## Excerpted data
▬▬▬

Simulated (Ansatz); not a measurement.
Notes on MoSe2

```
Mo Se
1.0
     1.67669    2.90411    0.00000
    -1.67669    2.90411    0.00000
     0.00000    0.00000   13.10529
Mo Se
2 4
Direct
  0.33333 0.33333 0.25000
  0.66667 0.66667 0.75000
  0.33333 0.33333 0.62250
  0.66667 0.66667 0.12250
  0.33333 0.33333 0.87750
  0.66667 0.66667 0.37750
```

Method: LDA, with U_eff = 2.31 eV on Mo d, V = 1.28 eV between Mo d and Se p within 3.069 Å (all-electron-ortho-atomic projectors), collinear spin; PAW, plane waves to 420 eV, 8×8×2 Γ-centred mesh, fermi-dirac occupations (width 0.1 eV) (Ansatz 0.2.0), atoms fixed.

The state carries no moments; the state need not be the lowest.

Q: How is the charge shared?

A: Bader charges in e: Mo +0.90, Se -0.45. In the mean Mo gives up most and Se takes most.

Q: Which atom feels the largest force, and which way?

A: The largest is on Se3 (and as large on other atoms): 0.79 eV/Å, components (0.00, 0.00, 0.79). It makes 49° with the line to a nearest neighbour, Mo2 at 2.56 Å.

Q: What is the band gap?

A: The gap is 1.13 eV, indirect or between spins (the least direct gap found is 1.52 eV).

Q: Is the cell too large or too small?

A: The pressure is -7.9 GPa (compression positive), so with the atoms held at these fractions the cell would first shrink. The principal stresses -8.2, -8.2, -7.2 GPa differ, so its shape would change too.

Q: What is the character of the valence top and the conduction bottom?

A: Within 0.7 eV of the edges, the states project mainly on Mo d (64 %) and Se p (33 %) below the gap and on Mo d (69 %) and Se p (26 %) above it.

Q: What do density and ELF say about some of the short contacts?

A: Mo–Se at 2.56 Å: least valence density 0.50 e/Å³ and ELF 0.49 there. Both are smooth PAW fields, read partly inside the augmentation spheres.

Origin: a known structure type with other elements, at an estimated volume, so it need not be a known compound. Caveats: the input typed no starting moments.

▬▬▬

## Assignment
For this exercise, please copy exactly the lines of the material above from its first line through the line where "A: Mo–Se at" appears.

## Written solution
Simulated (Ansatz); not a measurement.
Notes on MoSe2

```
Mo Se
1.0
     1.67669    2.90411    0.00000
    -1.67669    2.90411    0.00000
     0.00000    0.00000   13.10529
Mo Se
2 4
Direct
  0.33333 0.33333 0.25000
  0.66667 0.66667 0.75000
  0.33333 0.33333 0.62250
  0.66667 0.66667 0.12250
  0.33333 0.33333 0.87750
  0.66667 0.66667 0.37750
```

Method: LDA, with U_eff = 2.31 eV on Mo d, V = 1.28 eV between Mo d and Se p within 3.069 Å (all-electron-ortho-atomic projectors), collinear spin; PAW, plane waves to 420 eV, 8×8×2 Γ-centred mesh, fermi-dirac occupations (width 0.1 eV) (Ansatz 0.2.0), atoms fixed.

The state carries no moments; the state need not be the lowest.

Q: How is the charge shared?

A: Bader charges in e: Mo +0.90, Se -0.45. In the mean Mo gives up most and Se takes most.

Q: Which atom feels the largest force, and which way?

A: The largest is on Se3 (and as large on other atoms): 0.79 eV/Å, components (0.00, 0.00, 0.79). It makes 49° with the line to a nearest neighbour, Mo2 at 2.56 Å.

Q: What is the band gap?

A: The gap is 1.13 eV, indirect or between spins (the least direct gap found is 1.52 eV).

Q: Is the cell too large or too small?

A: The pressure is -7.9 GPa (compression positive), so with the atoms held at these fractions the cell would first shrink. The principal stresses -8.2, -8.2, -7.2 GPa differ, so its shape would change too.

Q: What is the character of the valence top and the conduction bottom?

A: Within 0.7 eV of the edges, the states project mainly on Mo d (64 %) and Se p (33 %) below the gap and on Mo d (69 %) and Se p (26 %) above it.

Q: What do density and ELF say about some of the short contacts?

A: Mo–Se at 2.56 Å: least valence density 0.50 e/Å³ and ELF 0.49 there. Both are smooth PAW fields, read partly inside the augmentation spheres.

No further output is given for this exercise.